━━━━

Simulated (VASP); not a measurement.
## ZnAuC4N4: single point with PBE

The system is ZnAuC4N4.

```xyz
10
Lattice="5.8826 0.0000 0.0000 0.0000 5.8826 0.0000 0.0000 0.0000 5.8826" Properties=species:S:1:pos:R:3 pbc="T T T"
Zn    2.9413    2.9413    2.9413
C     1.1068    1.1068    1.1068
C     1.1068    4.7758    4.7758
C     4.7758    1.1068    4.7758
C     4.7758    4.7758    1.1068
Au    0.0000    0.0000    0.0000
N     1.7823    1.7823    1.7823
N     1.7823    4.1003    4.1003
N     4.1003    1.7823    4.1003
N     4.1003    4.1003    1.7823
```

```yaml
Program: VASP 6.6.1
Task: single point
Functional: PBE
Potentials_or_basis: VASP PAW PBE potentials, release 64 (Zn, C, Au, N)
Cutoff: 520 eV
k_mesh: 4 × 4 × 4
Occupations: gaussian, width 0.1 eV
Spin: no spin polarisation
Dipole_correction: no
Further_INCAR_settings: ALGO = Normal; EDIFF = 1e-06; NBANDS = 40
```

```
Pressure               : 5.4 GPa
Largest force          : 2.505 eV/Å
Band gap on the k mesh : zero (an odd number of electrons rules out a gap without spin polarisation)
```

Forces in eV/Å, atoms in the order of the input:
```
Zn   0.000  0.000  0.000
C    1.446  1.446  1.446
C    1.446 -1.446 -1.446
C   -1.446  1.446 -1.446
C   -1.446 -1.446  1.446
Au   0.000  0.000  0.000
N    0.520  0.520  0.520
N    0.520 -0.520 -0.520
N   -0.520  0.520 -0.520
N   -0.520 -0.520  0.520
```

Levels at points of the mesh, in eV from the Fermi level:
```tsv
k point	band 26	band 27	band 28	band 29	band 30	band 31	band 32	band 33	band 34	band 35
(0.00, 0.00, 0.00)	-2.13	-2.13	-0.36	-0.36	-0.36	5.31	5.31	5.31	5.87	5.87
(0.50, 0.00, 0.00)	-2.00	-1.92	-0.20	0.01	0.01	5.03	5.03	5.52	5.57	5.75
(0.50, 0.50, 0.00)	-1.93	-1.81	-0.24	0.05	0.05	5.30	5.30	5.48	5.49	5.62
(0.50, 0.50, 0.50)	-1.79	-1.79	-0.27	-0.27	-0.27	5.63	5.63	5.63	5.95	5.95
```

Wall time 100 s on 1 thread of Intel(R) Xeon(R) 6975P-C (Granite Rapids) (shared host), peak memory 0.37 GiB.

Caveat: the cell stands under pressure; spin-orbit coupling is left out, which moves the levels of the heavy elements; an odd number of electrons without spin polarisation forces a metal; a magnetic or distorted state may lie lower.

━━━━

WORK REQUEST: Give back exactly the lines from the beginning of the records through the line containing "Wall time 100", and only those.

YOUR RESPONSE:
Simulated (VASP); not a measurement.
## ZnAuC4N4: single point with PBE

The system is ZnAuC4N4.

```xyz
10
Lattice="5.8826 0.0000 0.0000 0.0000 5.8826 0.0000 0.0000 0.0000 5.8826" Properties=species:S:1:pos:R:3 pbc="T T T"
Zn    2.9413    2.9413    2.9413
C     1.1068    1.1068    1.1068
C     1.1068    4.7758    4.7758
C     4.7758    1.1068    4.7758
C     4.7758    4.7758    1.1068
Au    0.0000    0.0000    0.0000
N     1.7823    1.7823    1.7823
N     1.7823    4.1003    4.1003
N     4.1003    1.7823    4.1003
N     4.1003    4.1003    1.7823
```

```yaml
Program: VASP 6.6.1
Task: single point
Functional: PBE
Potentials_or_basis: VASP PAW PBE potentials, release 64 (Zn, C, Au, N)
Cutoff: 520 eV
k_mesh: 4 × 4 × 4
Occupations: gaussian, width 0.1 eV
Spin: no spin polarisation
Dipole_correction: no
Further_INCAR_settings: ALGO = Normal; EDIFF = 1e-06; NBANDS = 40
```

```
Pressure               : 5.4 GPa
Largest force          : 2.505 eV/Å
Band gap on the k mesh : zero (an odd number of electrons rules out a gap without spin polarisation)
```

Forces in eV/Å, atoms in the order of the input:
```
Zn   0.000  0.000  0.000
C    1.446  1.446  1.446
C    1.446 -1.446 -1.446
C   -1.446  1.446 -1.446
C   -1.446 -1.446  1.446
Au   0.000  0.000  0.000
N    0.520  0.520  0.520
N    0.520 -0.520 -0.520
N   -0.520  0.520 -0.520
N   -0.520 -0.520  0.520
```

Levels at points of the mesh, in eV from the Fermi level:
```tsv
k point	band 26	band 27	band 28	band 29	band 30	band 31	band 32	band 33	band 34	band 35
(0.00, 0.00, 0.00)	-2.13	-2.13	-0.36	-0.36	-0.36	5.31	5.31	5.31	5.87	5.87
(0.50, 0.00, 0.00)	-2.00	-1.92	-0.20	0.01	0.01	5.03	5.03	5.52	5.57	5.75
(0.50, 0.50, 0.00)	-1.93	-1.81	-0.24	0.05	0.05	5.30	5.30	5.48	5.49	5.62
(0.50, 0.50, 0.50)	-1.79	-1.79	-0.27	-0.27	-0.27	5.63	5.63	5.63	5.95	5.95
```

Wall time 100 s on 1 thread of Intel(R) Xeon(R) 6975P-C (Granite Rapids) (shared host), peak memory 0.37 GiB.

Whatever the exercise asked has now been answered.